━━ Dataset records ━━
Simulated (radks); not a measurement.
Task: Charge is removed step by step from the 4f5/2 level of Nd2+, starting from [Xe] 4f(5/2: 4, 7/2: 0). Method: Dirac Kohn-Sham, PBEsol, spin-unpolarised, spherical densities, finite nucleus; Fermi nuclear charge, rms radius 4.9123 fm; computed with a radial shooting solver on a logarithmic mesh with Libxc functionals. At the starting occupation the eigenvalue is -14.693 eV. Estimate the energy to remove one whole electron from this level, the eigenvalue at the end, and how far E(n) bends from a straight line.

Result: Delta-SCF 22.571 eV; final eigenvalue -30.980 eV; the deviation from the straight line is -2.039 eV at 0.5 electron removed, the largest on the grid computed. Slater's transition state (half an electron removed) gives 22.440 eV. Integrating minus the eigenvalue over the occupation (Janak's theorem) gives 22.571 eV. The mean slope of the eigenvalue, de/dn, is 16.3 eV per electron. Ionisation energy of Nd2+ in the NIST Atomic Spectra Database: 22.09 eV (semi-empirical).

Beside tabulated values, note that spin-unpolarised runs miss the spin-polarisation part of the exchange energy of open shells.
━━━

■ Work task
All that is needed is the opening run of the data, given again exactly: please include every line from the first through the line with "Result: Delta-SCF 22.571", both ends kept.

■ Reply
Simulated (radks); not a measurement.
Task: Charge is removed step by step from the 4f5/2 level of Nd2+, starting from [Xe] 4f(5/2: 4, 7/2: 0). Method: Dirac Kohn-Sham, PBEsol, spin-unpolarised, spherical densities, finite nucleus; Fermi nuclear charge, rms radius 4.9123 fm; computed with a radial shooting solver on a logarithmic mesh with Libxc functionals. At the starting occupation the eigenvalue is -14.693 eV. Estimate the energy to remove one whole electron from this level, the eigenvalue at the end, and how far E(n) bends from a straight line.

Result: Delta-SCF 22.571 eV; final eigenvalue -30.980 eV; the deviation from the straight line is -2.039 eV at 0.5 electron removed, the largest on the grid computed. Slater's transition state (half an electron removed) gives 22.440 eV. Integrating minus the eigenvalue over the occupation (Janak's theorem) gives 22.571 eV. The mean slope of the eigenvalue, de/dn, is 16.3 eV per electron. Ionisation energy of Nd2+ in the NIST Atomic Spectra Database: 22.09 eV (semi-empirical).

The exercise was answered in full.